================================

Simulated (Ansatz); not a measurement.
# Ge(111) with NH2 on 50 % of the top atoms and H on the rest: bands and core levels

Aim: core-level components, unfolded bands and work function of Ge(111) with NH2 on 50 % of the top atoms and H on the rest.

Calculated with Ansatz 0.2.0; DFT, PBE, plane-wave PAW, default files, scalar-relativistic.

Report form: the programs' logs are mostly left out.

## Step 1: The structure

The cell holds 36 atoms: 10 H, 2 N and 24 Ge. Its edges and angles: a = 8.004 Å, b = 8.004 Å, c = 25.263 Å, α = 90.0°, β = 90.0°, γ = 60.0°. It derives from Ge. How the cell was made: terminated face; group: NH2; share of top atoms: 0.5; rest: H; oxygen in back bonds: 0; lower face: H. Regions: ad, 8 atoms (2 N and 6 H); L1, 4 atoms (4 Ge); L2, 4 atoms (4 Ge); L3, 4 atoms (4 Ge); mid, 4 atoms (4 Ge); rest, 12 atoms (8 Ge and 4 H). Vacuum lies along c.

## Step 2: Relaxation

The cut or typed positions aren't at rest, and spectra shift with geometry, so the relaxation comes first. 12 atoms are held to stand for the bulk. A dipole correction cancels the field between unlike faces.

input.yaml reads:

================================

Activity
Take the lines from the first line of the listing to the line containing "Aim: core-level components, unfolded". Please print them exactly, ends included, with nothing else.

Solution
Simulated (Ansatz); not a measurement.
# Ge(111) with NH2 on 50 % of the top atoms and H on the rest: bands and core levels

Aim: core-level components, unfolded bands and work function of Ge(111) with NH2 on 50 % of the top atoms and H on the rest.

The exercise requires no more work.